- [REQUIREMENT]
Starting with the line containing "Worked out: A" and going on through the line containing "Energies are extrapolated to zero smearing.", return the lines of the data below exactly, and only those.

- [EXCERPTED RECORDS]
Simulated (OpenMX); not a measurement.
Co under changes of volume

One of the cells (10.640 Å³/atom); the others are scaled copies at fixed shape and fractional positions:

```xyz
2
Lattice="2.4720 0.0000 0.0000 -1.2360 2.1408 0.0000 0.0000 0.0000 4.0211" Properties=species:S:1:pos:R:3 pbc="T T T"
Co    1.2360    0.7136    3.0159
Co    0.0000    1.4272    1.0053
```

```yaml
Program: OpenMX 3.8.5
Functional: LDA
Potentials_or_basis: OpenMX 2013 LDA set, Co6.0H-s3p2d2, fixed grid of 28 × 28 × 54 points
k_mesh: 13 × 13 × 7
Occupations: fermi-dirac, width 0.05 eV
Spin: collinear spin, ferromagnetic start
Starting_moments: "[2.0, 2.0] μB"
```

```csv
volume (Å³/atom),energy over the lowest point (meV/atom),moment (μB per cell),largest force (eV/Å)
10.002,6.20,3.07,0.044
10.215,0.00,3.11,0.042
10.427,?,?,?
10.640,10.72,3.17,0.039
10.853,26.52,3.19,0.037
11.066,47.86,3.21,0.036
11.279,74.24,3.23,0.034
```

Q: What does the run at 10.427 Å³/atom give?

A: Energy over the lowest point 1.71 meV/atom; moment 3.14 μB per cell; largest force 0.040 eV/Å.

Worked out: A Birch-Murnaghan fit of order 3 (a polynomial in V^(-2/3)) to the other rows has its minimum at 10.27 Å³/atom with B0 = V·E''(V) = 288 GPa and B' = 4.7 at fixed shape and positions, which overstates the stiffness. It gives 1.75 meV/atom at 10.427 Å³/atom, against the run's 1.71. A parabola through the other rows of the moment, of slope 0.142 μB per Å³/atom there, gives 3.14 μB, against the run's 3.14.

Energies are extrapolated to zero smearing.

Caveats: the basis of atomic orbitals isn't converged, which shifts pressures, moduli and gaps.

- [EXPECTED ANSWER]
Worked out: A Birch-Murnaghan fit of order 3 (a polynomial in V^(-2/3)) to the other rows has its minimum at 10.27 Å³/atom with B0 = V·E''(V) = 288 GPa and B' = 4.7 at fixed shape and positions, which overstates the stiffness. It gives 1.75 meV/atom at 10.427 Å³/atom, against the run's 1.71. A parabola through the other rows of the moment, of slope 0.142 μB per Å³/atom there, gives 3.14 μB, against the run's 3.14.

Energies are extrapolated to zero smearing.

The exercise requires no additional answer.